+ + + +
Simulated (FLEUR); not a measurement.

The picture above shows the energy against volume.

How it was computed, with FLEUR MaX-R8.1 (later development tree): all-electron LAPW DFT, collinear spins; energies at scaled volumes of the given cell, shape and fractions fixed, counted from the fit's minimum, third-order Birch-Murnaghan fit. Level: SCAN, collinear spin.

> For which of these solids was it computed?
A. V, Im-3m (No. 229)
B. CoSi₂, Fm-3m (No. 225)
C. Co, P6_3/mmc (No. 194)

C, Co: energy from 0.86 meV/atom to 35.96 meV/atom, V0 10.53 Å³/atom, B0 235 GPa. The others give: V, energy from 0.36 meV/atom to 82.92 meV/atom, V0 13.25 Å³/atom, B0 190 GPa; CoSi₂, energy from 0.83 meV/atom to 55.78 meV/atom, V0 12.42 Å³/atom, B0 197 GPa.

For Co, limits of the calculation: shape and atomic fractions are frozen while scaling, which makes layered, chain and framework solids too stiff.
+ + + +

* **Work task**: Exactly as written, set down all of the material.

* **Written answer**:
Simulated (FLEUR); not a measurement.

The picture above shows the energy against volume.

How it was computed, with FLEUR MaX-R8.1 (later development tree): all-electron LAPW DFT, collinear spins; energies at scaled volumes of the given cell, shape and fractions fixed, counted from the fit's minimum, third-order Birch-Murnaghan fit. Level: SCAN, collinear spin.

> For which of these solids was it computed?
A. V, Im-3m (No. 229)
B. CoSi₂, Fm-3m (No. 225)
C. Co, P6_3/mmc (No. 194)

C, Co: energy from 0.86 meV/atom to 35.96 meV/atom, V0 10.53 Å³/atom, B0 235 GPa. The others give: V, energy from 0.36 meV/atom to 82.92 meV/atom, V0 13.25 Å³/atom, B0 190 GPa; CoSi₂, energy from 0.83 meV/atom to 55.78 meV/atom, V0 12.42 Å³/atom, B0 197 GPa.

For Co, limits of the calculation: shape and atomic fractions are frozen while scaling, which makes layered, chain and framework solids too stiff.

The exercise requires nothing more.